◆ **Supplied information**

#####

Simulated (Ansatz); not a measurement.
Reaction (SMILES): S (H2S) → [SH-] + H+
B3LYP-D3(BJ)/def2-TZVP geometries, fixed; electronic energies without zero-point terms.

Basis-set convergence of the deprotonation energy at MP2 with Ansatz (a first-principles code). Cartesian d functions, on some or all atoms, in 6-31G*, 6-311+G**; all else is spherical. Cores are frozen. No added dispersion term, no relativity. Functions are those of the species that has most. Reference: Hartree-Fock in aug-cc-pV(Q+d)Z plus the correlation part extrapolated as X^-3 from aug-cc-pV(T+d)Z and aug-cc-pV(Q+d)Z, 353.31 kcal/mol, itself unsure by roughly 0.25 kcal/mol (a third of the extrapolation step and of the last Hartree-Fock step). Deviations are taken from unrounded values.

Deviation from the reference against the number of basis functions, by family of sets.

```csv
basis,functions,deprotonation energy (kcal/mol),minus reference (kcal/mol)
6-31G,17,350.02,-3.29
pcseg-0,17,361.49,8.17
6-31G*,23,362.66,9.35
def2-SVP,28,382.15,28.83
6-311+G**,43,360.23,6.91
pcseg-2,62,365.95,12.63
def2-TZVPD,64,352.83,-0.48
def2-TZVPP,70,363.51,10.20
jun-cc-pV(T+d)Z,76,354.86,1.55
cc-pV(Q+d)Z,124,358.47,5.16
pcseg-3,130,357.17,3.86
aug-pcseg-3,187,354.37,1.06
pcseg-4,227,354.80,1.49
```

#####

◆ **Work task**
Starting at the line above that contains "Reaction (SMILES): S (H2S) → [SH-] + H+", write out each line exactly until the line that contains "B3LYP-D3(BJ)/def2-TZVP geometries, fixed;" has been written, and stop there.

◆ **Task output**
Reaction (SMILES): S (H2S) → [SH-] + H+
B3LYP-D3(BJ)/def2-TZVP geometries, fixed; electronic energies without zero-point terms.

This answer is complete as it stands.